——
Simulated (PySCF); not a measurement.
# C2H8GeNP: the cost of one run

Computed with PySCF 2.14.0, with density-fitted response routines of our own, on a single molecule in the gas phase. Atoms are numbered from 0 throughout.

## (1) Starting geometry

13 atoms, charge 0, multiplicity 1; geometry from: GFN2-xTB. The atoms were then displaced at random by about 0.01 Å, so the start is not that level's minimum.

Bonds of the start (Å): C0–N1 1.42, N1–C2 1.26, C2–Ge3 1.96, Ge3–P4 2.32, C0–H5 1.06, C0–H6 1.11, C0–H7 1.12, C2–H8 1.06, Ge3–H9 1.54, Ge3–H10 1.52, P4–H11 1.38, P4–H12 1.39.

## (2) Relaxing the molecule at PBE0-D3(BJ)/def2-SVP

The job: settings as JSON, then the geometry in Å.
——

## Requirement
All the records above need to be restated exactly, line by line.

## Exercise output
Simulated (PySCF); not a measurement.
# C2H8GeNP: the cost of one run

Computed with PySCF 2.14.0, with density-fitted response routines of our own, on a single molecule in the gas phase. Atoms are numbered from 0 throughout.

## (1) Starting geometry

13 atoms, charge 0, multiplicity 1; geometry from: GFN2-xTB. The atoms were then displaced at random by about 0.01 Å, so the start is not that level's minimum.

Bonds of the start (Å): C0–N1 1.42, N1–C2 1.26, C2–Ge3 1.96, Ge3–P4 2.32, C0–H5 1.06, C0–H6 1.11, C0–H7 1.12, C2–H8 1.06, Ge3–H9 1.54, Ge3–H10 1.52, P4–H11 1.38, P4–H12 1.39.

## (2) Relaxing the molecule at PBE0-D3(BJ)/def2-SVP

The job: settings as JSON, then the geometry in Å.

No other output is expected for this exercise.